**ACTIVITY:**
Return the opening lines of the material, word for word. End with the line that contains "1.97 | 58.41 |".

- - - - -

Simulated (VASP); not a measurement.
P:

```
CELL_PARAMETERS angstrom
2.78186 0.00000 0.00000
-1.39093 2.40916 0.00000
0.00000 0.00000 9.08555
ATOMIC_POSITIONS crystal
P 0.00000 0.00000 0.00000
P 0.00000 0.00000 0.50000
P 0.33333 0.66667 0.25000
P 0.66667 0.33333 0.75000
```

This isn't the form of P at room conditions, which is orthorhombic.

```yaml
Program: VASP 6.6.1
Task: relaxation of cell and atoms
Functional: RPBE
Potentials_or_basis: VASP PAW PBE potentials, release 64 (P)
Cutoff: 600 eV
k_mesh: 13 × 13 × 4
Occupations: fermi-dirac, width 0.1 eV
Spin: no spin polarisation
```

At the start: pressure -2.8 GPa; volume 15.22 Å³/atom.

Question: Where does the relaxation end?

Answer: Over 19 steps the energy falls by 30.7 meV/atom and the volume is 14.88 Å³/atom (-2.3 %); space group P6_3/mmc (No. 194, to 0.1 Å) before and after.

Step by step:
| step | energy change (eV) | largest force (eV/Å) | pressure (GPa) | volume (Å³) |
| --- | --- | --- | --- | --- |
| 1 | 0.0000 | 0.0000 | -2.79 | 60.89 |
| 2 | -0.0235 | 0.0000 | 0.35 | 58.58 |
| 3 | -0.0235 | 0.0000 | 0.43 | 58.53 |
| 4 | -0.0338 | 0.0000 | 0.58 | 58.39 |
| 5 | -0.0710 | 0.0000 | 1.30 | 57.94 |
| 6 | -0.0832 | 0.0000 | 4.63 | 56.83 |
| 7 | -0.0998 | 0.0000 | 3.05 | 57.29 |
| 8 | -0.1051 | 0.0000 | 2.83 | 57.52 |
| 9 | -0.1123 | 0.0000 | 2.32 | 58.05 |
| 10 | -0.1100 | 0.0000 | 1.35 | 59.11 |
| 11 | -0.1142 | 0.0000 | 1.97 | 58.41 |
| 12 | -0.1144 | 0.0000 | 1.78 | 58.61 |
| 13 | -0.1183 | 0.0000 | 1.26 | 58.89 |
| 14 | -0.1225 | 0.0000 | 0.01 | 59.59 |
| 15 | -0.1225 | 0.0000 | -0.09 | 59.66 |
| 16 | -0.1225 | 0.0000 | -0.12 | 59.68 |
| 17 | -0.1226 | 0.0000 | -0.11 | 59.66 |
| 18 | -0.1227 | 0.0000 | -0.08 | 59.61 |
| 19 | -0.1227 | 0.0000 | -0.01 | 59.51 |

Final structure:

- - - - -

**ANSWER BOX:**
Simulated (VASP); not a measurement.
P:

```
CELL_PARAMETERS angstrom
2.78186 0.00000 0.00000
-1.39093 2.40916 0.00000
0.00000 0.00000 9.08555
ATOMIC_POSITIONS crystal
P 0.00000 0.00000 0.00000
P 0.00000 0.00000 0.50000
P 0.33333 0.66667 0.25000
P 0.66667 0.33333 0.75000
```

This isn't the form of P at room conditions, which is orthorhombic.

```yaml
Program: VASP 6.6.1
Task: relaxation of cell and atoms
Functional: RPBE
Potentials_or_basis: VASP PAW PBE potentials, release 64 (P)
Cutoff: 600 eV
k_mesh: 13 × 13 × 4
Occupations: fermi-dirac, width 0.1 eV
Spin: no spin polarisation
```

At the start: pressure -2.8 GPa; volume 15.22 Å³/atom.

Question: Where does the relaxation end?

Answer: Over 19 steps the energy falls by 30.7 meV/atom and the volume is 14.88 Å³/atom (-2.3 %); space group P6_3/mmc (No. 194, to 0.1 Å) before and after.

Step by step:
| step | energy change (eV) | largest force (eV/Å) | pressure (GPa) | volume (Å³) |
| --- | --- | --- | --- | --- |
| 1 | 0.0000 | 0.0000 | -2.79 | 60.89 |
| 2 | -0.0235 | 0.0000 | 0.35 | 58.58 |
| 3 | -0.0235 | 0.0000 | 0.43 | 58.53 |
| 4 | -0.0338 | 0.0000 | 0.58 | 58.39 |
| 5 | -0.0710 | 0.0000 | 1.30 | 57.94 |
| 6 | -0.0832 | 0.0000 | 4.63 | 56.83 |
| 7 | -0.0998 | 0.0000 | 3.05 | 57.29 |
| 8 | -0.1051 | 0.0000 | 2.83 | 57.52 |
| 9 | -0.1123 | 0.0000 | 2.32 | 58.05 |
| 10 | -0.1100 | 0.0000 | 1.35 | 59.11 |
| 11 | -0.1142 | 0.0000 | 1.97 | 58.41 |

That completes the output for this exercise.